Work instruction:
Return the lines of the data below exactly. Start at the first and end with the line containing "Potentials or basis: VASP".

━━━━━━━━━━

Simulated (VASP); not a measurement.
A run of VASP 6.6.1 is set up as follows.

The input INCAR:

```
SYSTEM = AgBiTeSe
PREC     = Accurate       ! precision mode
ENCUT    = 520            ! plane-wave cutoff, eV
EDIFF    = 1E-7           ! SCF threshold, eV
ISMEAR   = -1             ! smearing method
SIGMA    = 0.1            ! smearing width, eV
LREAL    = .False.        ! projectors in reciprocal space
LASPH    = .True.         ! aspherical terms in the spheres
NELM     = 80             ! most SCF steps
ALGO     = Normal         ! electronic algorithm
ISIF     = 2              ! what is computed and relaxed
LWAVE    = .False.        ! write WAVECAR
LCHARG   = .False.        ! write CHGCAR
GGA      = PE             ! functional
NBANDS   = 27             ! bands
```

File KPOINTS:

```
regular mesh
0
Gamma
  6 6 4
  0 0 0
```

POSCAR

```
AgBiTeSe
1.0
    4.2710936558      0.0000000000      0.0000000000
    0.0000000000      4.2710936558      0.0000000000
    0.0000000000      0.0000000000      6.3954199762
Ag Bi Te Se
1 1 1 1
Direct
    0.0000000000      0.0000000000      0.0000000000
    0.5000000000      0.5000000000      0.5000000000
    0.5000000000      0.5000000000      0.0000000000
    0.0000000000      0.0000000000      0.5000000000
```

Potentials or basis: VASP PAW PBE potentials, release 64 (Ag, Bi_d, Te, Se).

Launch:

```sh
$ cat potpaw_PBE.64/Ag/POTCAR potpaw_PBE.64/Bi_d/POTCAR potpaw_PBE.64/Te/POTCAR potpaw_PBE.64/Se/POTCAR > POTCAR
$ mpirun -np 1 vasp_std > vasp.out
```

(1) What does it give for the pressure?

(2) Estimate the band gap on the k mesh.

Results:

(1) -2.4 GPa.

━━━━━━━━━━

Exercise response:
Simulated (VASP); not a measurement.
A run of VASP 6.6.1 is set up as follows.

The input INCAR:

```
SYSTEM = AgBiTeSe
PREC     = Accurate       ! precision mode
ENCUT    = 520            ! plane-wave cutoff, eV
EDIFF    = 1E-7           ! SCF threshold, eV
ISMEAR   = -1             ! smearing method
SIGMA    = 0.1            ! smearing width, eV
LREAL    = .False.        ! projectors in reciprocal space
LASPH    = .True.         ! aspherical terms in the spheres
NELM     = 80             ! most SCF steps
ALGO     = Normal         ! electronic algorithm
ISIF     = 2              ! what is computed and relaxed
LWAVE    = .False.        ! write WAVECAR
LCHARG   = .False.        ! write CHGCAR
GGA      = PE             ! functional
NBANDS   = 27             ! bands
```

File KPOINTS:

```
regular mesh
0
Gamma
  6 6 4
  0 0 0
```

POSCAR

```
AgBiTeSe
1.0
    4.2710936558      0.0000000000      0.0000000000
    0.0000000000      4.2710936558      0.0000000000
    0.0000000000      0.0000000000      6.3954199762
Ag Bi Te Se
1 1 1 1
Direct
    0.0000000000      0.0000000000      0.0000000000
    0.5000000000      0.5000000000      0.5000000000
    0.5000000000      0.5000000000      0.0000000000
    0.0000000000      0.0000000000      0.5000000000
```

Potentials or basis: VASP PAW PBE potentials, release 64 (Ag, Bi_d, Te, Se).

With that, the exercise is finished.